◆ WORK INSTRUCTION:
Write out, word for word, every line in the data below from the one containing "Question: Which pattern" to the one containing "Question: Summarise the", both of them included.

--------------------

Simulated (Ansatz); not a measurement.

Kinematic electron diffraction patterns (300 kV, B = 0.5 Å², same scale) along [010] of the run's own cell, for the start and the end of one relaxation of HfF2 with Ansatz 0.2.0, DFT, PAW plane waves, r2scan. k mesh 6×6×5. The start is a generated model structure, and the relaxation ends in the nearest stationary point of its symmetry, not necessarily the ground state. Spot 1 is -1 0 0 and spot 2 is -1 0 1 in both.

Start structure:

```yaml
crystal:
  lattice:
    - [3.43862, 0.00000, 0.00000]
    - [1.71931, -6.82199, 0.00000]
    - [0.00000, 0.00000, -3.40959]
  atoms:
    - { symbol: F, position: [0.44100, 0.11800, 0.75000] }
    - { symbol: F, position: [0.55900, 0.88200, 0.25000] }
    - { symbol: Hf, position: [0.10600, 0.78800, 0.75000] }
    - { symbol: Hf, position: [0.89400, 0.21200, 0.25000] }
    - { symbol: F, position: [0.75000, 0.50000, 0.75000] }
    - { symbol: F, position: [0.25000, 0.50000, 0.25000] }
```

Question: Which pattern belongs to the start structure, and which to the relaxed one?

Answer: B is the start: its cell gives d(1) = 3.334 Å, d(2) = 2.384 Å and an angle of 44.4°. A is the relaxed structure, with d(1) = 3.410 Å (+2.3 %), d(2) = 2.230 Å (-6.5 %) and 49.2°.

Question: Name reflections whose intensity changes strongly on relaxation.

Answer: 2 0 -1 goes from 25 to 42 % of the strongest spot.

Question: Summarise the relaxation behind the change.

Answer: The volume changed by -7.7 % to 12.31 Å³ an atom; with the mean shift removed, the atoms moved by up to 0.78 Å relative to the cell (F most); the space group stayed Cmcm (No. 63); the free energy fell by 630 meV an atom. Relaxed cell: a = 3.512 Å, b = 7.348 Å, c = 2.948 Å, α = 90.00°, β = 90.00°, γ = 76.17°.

--------------------

◆ WORKED SOLUTION:
Question: Which pattern belongs to the start structure, and which to the relaxed one?

Answer: B is the start: its cell gives d(1) = 3.334 Å, d(2) = 2.384 Å and an angle of 44.4°. A is the relaxed structure, with d(1) = 3.410 Å (+2.3 %), d(2) = 2.230 Å (-6.5 %) and 49.2°.

Question: Name reflections whose intensity changes strongly on relaxation.

Answer: 2 0 -1 goes from 25 to 42 % of the strongest spot.

Question: Summarise the relaxation behind the change.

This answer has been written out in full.